◆ **Work request**
Every record below should be printed exactly as given.

* * * * *

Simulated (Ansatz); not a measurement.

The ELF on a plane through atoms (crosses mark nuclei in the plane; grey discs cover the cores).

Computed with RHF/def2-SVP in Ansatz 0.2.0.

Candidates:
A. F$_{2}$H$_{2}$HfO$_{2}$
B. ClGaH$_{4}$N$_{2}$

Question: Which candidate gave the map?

* * * * *

◆ **Task response**
Simulated (Ansatz); not a measurement.

The ELF on a plane through atoms (crosses mark nuclei in the plane; grey discs cover the cores).

Computed with RHF/def2-SVP in Ansatz 0.2.0.

Candidates:
A. F$_{2}$H$_{2}$HfO$_{2}$
B. ClGaH$_{4}$N$_{2}$

Question: Which candidate gave the map?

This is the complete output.